* **Requirement**
Send back the whole listing untouched.

* **Material shown**
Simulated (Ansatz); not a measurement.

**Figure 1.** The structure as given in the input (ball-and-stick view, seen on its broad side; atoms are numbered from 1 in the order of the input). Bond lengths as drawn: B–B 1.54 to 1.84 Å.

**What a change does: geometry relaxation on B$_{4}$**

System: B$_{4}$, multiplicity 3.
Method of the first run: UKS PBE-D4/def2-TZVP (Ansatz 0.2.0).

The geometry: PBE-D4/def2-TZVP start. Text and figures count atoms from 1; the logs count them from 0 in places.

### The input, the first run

* **Exercise answer**
Simulated (Ansatz); not a measurement.

**Figure 1.** The structure as given in the input (ball-and-stick view, seen on its broad side; atoms are numbered from 1 in the order of the input). Bond lengths as drawn: B–B 1.54 to 1.84 Å.

**What a change does: geometry relaxation on B$_{4}$**

System: B$_{4}$, multiplicity 3.
Method of the first run: UKS PBE-D4/def2-TZVP (Ansatz 0.2.0).

The geometry: PBE-D4/def2-TZVP start. Text and figures count atoms from 1; the logs count them from 0 in places.

### The input, the first run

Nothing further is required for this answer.